- [Assignment]: The answer must be the complete listing, reproduced exactly.

(Data for review)

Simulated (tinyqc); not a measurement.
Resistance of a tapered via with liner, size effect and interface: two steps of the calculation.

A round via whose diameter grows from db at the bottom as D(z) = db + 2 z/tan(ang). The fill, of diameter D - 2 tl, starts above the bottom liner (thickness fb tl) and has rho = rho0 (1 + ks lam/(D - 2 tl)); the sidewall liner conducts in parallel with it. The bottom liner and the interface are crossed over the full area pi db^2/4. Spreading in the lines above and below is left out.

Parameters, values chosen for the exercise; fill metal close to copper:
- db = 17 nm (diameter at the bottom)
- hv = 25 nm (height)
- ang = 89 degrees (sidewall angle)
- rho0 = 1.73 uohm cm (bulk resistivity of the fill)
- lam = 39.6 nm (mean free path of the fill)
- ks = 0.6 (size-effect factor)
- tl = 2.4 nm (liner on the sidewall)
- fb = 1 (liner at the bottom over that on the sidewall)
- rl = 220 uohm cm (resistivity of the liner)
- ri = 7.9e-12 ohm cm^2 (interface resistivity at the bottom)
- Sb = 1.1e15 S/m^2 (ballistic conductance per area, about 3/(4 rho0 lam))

(End Data for review)

- [Task response]:
Simulated (tinyqc); not a measurement.
Resistance of a tapered via with liner, size effect and interface: two steps of the calculation.

A round via whose diameter grows from db at the bottom as D(z) = db + 2 z/tan(ang). The fill, of diameter D - 2 tl, starts above the bottom liner (thickness fb tl) and has rho = rho0 (1 + ks lam/(D - 2 tl)); the sidewall liner conducts in parallel with it. The bottom liner and the interface are crossed over the full area pi db^2/4. Spreading in the lines above and below is left out.

Parameters, values chosen for the exercise; fill metal close to copper:
- db = 17 nm (diameter at the bottom)
- hv = 25 nm (height)
- ang = 89 degrees (sidewall angle)
- rho0 = 1.73 uohm cm (bulk resistivity of the fill)
- lam = 39.6 nm (mean free path of the fill)
- ks = 0.6 (size-effect factor)
- tl = 2.4 nm (liner on the sidewall)
- fb = 1 (liner at the bottom over that on the sidewall)
- rl = 220 uohm cm (resistivity of the liner)
- ri = 7.9e-12 ohm cm^2 (interface resistivity at the bottom)
- Sb = 1.1e15 S/m^2 (ballistic conductance per area, about 3/(4 rho0 lam))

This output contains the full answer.